# Work instruction
Extract, unchanged, each line of the listing below from its first line through the line that contains "run give now?", inclusive, and nothing else.

◆ ◆ ◆ ◆ ◆ ◆ ◆

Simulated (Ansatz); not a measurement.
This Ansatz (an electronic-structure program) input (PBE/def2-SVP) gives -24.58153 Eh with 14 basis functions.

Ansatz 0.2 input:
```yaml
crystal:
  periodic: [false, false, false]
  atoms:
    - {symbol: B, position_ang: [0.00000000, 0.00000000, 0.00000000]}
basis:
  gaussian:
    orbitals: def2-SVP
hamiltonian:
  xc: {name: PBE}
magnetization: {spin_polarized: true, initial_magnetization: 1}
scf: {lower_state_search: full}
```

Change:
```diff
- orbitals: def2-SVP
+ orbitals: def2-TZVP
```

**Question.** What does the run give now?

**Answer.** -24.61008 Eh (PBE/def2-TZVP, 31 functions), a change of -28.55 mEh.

◆ ◆ ◆ ◆ ◆ ◆ ◆

# Answer box
Simulated (Ansatz); not a measurement.
This Ansatz (an electronic-structure program) input (PBE/def2-SVP) gives -24.58153 Eh with 14 basis functions.

Ansatz 0.2 input:
```yaml
crystal:
  periodic: [false, false, false]
  atoms:
    - {symbol: B, position_ang: [0.00000000, 0.00000000, 0.00000000]}
basis:
  gaussian:
    orbitals: def2-SVP
hamiltonian:
  xc: {name: PBE}
magnetization: {spin_polarized: true, initial_magnetization: 1}
scf: {lower_state_search: full}
```

Change:
```diff
- orbitals: def2-SVP
+ orbitals: def2-TZVP
```

**Question.** What does the run give now?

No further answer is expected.